_Assignment:_ Exact repetition of the whole listing is what this exercise asks for.

* * * * * * *

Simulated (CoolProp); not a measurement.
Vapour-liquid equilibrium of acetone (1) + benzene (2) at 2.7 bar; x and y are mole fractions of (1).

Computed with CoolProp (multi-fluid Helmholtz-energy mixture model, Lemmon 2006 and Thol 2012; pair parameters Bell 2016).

* * * * * * *

_Response box:_
Simulated (CoolProp); not a measurement.
Vapour-liquid equilibrium of acetone (1) + benzene (2) at 2.7 bar; x and y are mole fractions of (1).

Computed with CoolProp (multi-fluid Helmholtz-energy mixture model, Lemmon 2006 and Thol 2012; pair parameters Bell 2016).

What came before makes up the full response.